BRIEF
Below are the records; restate all of them word for word.

______________________________

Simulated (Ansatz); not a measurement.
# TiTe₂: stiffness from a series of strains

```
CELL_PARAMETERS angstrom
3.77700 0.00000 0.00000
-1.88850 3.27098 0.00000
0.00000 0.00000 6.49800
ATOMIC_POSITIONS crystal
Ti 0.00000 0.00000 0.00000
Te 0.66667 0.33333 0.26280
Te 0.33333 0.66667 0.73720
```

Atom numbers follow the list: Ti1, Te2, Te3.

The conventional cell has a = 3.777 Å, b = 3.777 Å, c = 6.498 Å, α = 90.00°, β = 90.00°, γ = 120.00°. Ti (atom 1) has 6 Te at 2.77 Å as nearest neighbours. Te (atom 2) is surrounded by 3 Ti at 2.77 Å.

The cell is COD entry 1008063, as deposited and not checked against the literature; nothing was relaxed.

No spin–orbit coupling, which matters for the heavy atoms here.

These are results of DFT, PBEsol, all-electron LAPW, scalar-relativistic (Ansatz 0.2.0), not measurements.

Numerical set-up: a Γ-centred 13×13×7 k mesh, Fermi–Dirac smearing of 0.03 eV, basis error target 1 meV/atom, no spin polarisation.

______________________________

PROBLEM SOLUTION
Simulated (Ansatz); not a measurement.
# TiTe₂: stiffness from a series of strains

```
CELL_PARAMETERS angstrom
3.77700 0.00000 0.00000
-1.88850 3.27098 0.00000
0.00000 0.00000 6.49800
ATOMIC_POSITIONS crystal
Ti 0.00000 0.00000 0.00000
Te 0.66667 0.33333 0.26280
Te 0.33333 0.66667 0.73720
```

Atom numbers follow the list: Ti1, Te2, Te3.

The conventional cell has a = 3.777 Å, b = 3.777 Å, c = 6.498 Å, α = 90.00°, β = 90.00°, γ = 120.00°. Ti (atom 1) has 6 Te at 2.77 Å as nearest neighbours. Te (atom 2) is surrounded by 3 Ti at 2.77 Å.

The cell is COD entry 1008063, as deposited and not checked against the literature; nothing was relaxed.

No spin–orbit coupling, which matters for the heavy atoms here.

These are results of DFT, PBEsol, all-electron LAPW, scalar-relativistic (Ansatz 0.2.0), not measurements.

Numerical set-up: a Γ-centred 13×13×7 k mesh, Fermi–Dirac smearing of 0.03 eV, basis error target 1 meV/atom, no spin polarisation.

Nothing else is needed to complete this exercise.